**ENTRIES SUPPLIED:**
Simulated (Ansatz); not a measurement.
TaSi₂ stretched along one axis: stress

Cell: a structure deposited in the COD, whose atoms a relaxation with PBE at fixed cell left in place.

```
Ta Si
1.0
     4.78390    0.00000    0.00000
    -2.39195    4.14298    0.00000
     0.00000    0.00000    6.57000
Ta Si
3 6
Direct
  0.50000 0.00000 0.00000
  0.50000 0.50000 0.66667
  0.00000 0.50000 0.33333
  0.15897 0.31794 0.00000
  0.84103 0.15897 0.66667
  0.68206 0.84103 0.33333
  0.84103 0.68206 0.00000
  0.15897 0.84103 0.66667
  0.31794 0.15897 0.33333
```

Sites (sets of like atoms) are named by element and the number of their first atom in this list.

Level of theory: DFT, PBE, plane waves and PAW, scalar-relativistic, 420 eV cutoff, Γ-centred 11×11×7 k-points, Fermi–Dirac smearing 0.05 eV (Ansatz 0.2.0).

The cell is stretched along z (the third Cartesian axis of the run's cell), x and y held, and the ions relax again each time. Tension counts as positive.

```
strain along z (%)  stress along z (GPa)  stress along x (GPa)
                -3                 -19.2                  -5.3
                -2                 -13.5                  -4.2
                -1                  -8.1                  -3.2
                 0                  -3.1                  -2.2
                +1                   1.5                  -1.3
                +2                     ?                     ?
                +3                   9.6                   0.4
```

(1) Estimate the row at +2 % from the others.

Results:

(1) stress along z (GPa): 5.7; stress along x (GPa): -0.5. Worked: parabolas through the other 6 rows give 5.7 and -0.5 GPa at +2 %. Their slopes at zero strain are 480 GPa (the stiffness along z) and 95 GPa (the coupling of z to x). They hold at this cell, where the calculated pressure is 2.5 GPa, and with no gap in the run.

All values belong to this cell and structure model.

**WORK REQUEST:**
Set down, exactly as written, each line of the data from its opening line through the one containing "(1) stress along". Output nothing more.

**SOLUTION:**
Simulated (Ansatz); not a measurement.
TaSi₂ stretched along one axis: stress

Cell: a structure deposited in the COD, whose atoms a relaxation with PBE at fixed cell left in place.

```
Ta Si
1.0
     4.78390    0.00000    0.00000
    -2.39195    4.14298    0.00000
     0.00000    0.00000    6.57000
Ta Si
3 6
Direct
  0.50000 0.00000 0.00000
  0.50000 0.50000 0.66667
  0.00000 0.50000 0.33333
  0.15897 0.31794 0.00000
  0.84103 0.15897 0.66667
  0.68206 0.84103 0.33333
  0.84103 0.68206 0.00000
  0.15897 0.84103 0.66667
  0.31794 0.15897 0.33333
```

Sites (sets of like atoms) are named by element and the number of their first atom in this list.

Level of theory: DFT, PBE, plane waves and PAW, scalar-relativistic, 420 eV cutoff, Γ-centred 11×11×7 k-points, Fermi–Dirac smearing 0.05 eV (Ansatz 0.2.0).

The cell is stretched along z (the third Cartesian axis of the run's cell), x and y held, and the ions relax again each time. Tension counts as positive.

```
strain along z (%)  stress along z (GPa)  stress along x (GPa)
                -3                 -19.2                  -5.3
                -2                 -13.5                  -4.2
                -1                  -8.1                  -3.2
                 0                  -3.1                  -2.2
                +1                   1.5                  -1.3
                +2                     ?                     ?
                +3                   9.6                   0.4
```

(1) Estimate the row at +2 % from the others.

Results:

(1) stress along z (GPa): 5.7; stress along x (GPa): -0.5. Worked: parabolas through the other 6 rows give 5.7 and -0.5 GPa at +2 %. Their slopes at zero strain are 480 GPa (the stiffness along z) and 95 GPa (the coupling of z to x). They hold at this cell, where the calculated pressure is 2.5 GPa, and with no gap in the run.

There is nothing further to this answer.